Start of Supplied material

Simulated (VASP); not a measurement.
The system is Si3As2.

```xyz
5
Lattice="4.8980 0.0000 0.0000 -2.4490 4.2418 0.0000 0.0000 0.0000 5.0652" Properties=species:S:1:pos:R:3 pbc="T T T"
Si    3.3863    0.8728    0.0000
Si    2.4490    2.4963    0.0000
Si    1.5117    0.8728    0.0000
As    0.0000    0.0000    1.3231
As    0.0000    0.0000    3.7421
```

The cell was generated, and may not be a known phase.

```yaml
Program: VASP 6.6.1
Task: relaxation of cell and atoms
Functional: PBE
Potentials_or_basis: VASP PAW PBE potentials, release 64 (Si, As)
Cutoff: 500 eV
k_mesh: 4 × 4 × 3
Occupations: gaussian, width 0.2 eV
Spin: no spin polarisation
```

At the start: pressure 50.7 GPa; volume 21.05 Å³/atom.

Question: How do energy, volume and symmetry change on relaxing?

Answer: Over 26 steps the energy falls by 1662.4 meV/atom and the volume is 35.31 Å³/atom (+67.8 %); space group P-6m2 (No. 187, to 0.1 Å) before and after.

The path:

End of Supplied material

• Task item
Recopy all of the records verbatim.

• Written answer
Simulated (VASP); not a measurement.
The system is Si3As2.

```xyz
5
Lattice="4.8980 0.0000 0.0000 -2.4490 4.2418 0.0000 0.0000 0.0000 5.0652" Properties=species:S:1:pos:R:3 pbc="T T T"
Si    3.3863    0.8728    0.0000
Si    2.4490    2.4963    0.0000
Si    1.5117    0.8728    0.0000
As    0.0000    0.0000    1.3231
As    0.0000    0.0000    3.7421
```

The cell was generated, and may not be a known phase.

```yaml
Program: VASP 6.6.1
Task: relaxation of cell and atoms
Functional: PBE
Potentials_or_basis: VASP PAW PBE potentials, release 64 (Si, As)
Cutoff: 500 eV
k_mesh: 4 × 4 × 3
Occupations: gaussian, width 0.2 eV
Spin: no spin polarisation
```

At the start: pressure 50.7 GPa; volume 21.05 Å³/atom.

Question: How do energy, volume and symmetry change on relaxing?

Answer: Over 26 steps the energy falls by 1662.4 meV/atom and the volume is 35.31 Å³/atom (+67.8 %); space group P-6m2 (No. 187, to 0.1 Å) before and after.

The path:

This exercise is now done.